WORK ITEM:
Only the lines from the start of the entries up to and including the line with "0.0005 | – |" should be written out, exactly as they stand.

STUDY MATERIAL:
● ● ●

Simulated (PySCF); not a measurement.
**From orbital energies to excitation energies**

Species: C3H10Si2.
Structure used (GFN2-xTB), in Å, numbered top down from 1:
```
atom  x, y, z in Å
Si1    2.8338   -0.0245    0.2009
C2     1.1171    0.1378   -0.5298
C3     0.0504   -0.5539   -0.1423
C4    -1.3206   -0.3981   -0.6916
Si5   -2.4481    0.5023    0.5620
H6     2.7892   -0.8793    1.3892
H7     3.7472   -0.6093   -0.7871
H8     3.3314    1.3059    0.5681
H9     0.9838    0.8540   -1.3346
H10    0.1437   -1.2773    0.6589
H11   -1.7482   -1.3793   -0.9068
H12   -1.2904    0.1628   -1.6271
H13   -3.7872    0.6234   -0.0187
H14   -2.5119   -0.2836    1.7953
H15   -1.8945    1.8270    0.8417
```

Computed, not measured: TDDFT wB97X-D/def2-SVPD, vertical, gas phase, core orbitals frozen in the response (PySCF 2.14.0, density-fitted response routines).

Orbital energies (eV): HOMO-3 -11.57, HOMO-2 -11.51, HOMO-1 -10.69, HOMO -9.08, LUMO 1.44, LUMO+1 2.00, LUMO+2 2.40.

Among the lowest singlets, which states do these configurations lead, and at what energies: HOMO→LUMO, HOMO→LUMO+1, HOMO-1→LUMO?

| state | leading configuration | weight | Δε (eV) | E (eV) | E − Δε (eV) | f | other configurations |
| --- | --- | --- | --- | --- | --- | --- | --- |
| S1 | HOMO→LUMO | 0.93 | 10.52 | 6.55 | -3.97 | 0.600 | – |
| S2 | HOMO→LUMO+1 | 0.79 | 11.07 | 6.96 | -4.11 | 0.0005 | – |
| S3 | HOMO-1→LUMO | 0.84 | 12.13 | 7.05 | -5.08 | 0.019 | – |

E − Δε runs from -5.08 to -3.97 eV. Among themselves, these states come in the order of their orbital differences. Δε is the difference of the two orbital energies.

● ● ●

TASK ANSWER:
Simulated (PySCF); not a measurement.
**From orbital energies to excitation energies**

Species: C3H10Si2.
Structure used (GFN2-xTB), in Å, numbered top down from 1:
```
atom  x, y, z in Å
Si1    2.8338   -0.0245    0.2009
C2     1.1171    0.1378   -0.5298
C3     0.0504   -0.5539   -0.1423
C4    -1.3206   -0.3981   -0.6916
Si5   -2.4481    0.5023    0.5620
H6     2.7892   -0.8793    1.3892
H7     3.7472   -0.6093   -0.7871
H8     3.3314    1.3059    0.5681
H9     0.9838    0.8540   -1.3346
H10    0.1437   -1.2773    0.6589
H11   -1.7482   -1.3793   -0.9068
H12   -1.2904    0.1628   -1.6271
H13   -3.7872    0.6234   -0.0187
H14   -2.5119   -0.2836    1.7953
H15   -1.8945    1.8270    0.8417
```

Computed, not measured: TDDFT wB97X-D/def2-SVPD, vertical, gas phase, core orbitals frozen in the response (PySCF 2.14.0, density-fitted response routines).

Orbital energies (eV): HOMO-3 -11.57, HOMO-2 -11.51, HOMO-1 -10.69, HOMO -9.08, LUMO 1.44, LUMO+1 2.00, LUMO+2 2.40.

Among the lowest singlets, which states do these configurations lead, and at what energies: HOMO→LUMO, HOMO→LUMO+1, HOMO-1→LUMO?

| state | leading configuration | weight | Δε (eV) | E (eV) | E − Δε (eV) | f | other configurations |
| --- | --- | --- | --- | --- | --- | --- | --- |
| S1 | HOMO→LUMO | 0.93 | 10.52 | 6.55 | -3.97 | 0.600 | – |
| S2 | HOMO→LUMO+1 | 0.79 | 11.07 | 6.96 | -4.11 | 0.0005 | – |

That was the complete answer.